REQUIRED ACTION: Below are records to be reproduced exactly and in full.

SUPPLIED RECORDS:
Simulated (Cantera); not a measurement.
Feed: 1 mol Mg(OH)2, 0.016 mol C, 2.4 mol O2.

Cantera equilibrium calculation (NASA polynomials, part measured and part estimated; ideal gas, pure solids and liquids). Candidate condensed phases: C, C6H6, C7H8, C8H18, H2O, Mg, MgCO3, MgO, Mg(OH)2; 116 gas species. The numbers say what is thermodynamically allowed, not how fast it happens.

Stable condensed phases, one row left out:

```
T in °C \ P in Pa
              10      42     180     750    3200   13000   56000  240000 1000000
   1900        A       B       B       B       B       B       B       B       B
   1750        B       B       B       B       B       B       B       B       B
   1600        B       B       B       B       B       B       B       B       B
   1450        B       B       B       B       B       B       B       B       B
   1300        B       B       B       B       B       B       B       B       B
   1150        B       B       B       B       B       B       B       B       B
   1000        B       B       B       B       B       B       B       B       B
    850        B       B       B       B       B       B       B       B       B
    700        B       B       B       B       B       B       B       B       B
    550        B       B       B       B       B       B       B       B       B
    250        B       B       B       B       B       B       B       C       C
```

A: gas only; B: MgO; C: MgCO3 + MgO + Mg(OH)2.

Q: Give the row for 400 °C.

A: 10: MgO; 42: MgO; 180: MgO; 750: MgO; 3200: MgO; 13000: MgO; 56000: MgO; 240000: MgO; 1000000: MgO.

ANSWER BOX:
Simulated (Cantera); not a measurement.
Feed: 1 mol Mg(OH)2, 0.016 mol C, 2.4 mol O2.

Cantera equilibrium calculation (NASA polynomials, part measured and part estimated; ideal gas, pure solids and liquids). Candidate condensed phases: C, C6H6, C7H8, C8H18, H2O, Mg, MgCO3, MgO, Mg(OH)2; 116 gas species. The numbers say what is thermodynamically allowed, not how fast it happens.

Stable condensed phases, one row left out:

```
T in °C \ P in Pa
              10      42     180     750    3200   13000   56000  240000 1000000
   1900        A       B       B       B       B       B       B       B       B
   1750        B       B       B       B       B       B       B       B       B
   1600        B       B       B       B       B       B       B       B       B
   1450        B       B       B       B       B       B       B       B       B
   1300        B       B       B       B       B       B       B       B       B
   1150        B       B       B       B       B       B       B       B       B
   1000        B       B       B       B       B       B       B       B       B
    850        B       B       B       B       B       B       B       B       B
    700        B       B       B       B       B       B       B       B       B
    550        B       B       B       B       B       B       B       B       B
    250        B       B       B       B       B       B       B       C       C
```

A: gas only; B: MgO; C: MgCO3 + MgO + Mg(OH)2.

Q: Give the row for 400 °C.

A: 10: MgO; 42: MgO; 180: MgO; 750: MgO; 3200: MgO; 13000: MgO; 56000: MgO; 240000: MgO; 1000000: MgO.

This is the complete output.